- [WORK ITEM] Your answer must be the records below, reproduced exactly.

::::::

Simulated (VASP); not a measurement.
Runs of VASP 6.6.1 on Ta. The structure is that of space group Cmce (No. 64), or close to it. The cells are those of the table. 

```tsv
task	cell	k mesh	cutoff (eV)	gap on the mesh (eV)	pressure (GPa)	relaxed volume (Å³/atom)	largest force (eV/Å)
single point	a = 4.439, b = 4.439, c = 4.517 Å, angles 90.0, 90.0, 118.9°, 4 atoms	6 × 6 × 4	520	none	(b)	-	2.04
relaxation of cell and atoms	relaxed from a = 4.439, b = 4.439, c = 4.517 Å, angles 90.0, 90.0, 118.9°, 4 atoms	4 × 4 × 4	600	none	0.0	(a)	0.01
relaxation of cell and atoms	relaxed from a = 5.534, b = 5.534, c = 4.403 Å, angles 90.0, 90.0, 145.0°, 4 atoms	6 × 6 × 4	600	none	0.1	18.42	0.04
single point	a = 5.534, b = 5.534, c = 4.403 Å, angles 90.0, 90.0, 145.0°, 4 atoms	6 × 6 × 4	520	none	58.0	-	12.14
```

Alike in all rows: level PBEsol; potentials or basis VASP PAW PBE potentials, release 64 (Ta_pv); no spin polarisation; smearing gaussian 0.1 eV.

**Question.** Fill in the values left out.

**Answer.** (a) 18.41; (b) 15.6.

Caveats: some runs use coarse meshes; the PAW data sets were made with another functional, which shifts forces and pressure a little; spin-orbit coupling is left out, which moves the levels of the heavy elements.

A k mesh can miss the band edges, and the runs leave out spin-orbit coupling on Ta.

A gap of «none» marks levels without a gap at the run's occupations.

::::::

- [ANSWER BOX]
Simulated (VASP); not a measurement.
Runs of VASP 6.6.1 on Ta. The structure is that of space group Cmce (No. 64), or close to it. The cells are those of the table. 

```tsv
task	cell	k mesh	cutoff (eV)	gap on the mesh (eV)	pressure (GPa)	relaxed volume (Å³/atom)	largest force (eV/Å)
single point	a = 4.439, b = 4.439, c = 4.517 Å, angles 90.0, 90.0, 118.9°, 4 atoms	6 × 6 × 4	520	none	(b)	-	2.04
relaxation of cell and atoms	relaxed from a = 4.439, b = 4.439, c = 4.517 Å, angles 90.0, 90.0, 118.9°, 4 atoms	4 × 4 × 4	600	none	0.0	(a)	0.01
relaxation of cell and atoms	relaxed from a = 5.534, b = 5.534, c = 4.403 Å, angles 90.0, 90.0, 145.0°, 4 atoms	6 × 6 × 4	600	none	0.1	18.42	0.04
single point	a = 5.534, b = 5.534, c = 4.403 Å, angles 90.0, 90.0, 145.0°, 4 atoms	6 × 6 × 4	520	none	58.0	-	12.14
```

Alike in all rows: level PBEsol; potentials or basis VASP PAW PBE potentials, release 64 (Ta_pv); no spin polarisation; smearing gaussian 0.1 eV.

**Question.** Fill in the values left out.

**Answer.** (a) 18.41; (b) 15.6.

Caveats: some runs use coarse meshes; the PAW data sets were made with another functional, which shifts forces and pressure a little; spin-orbit coupling is left out, which moves the levels of the heavy elements.

A k mesh can miss the band edges, and the runs leave out spin-orbit coupling on Ta.

A gap of «none» marks levels without a gap at the run's occupations.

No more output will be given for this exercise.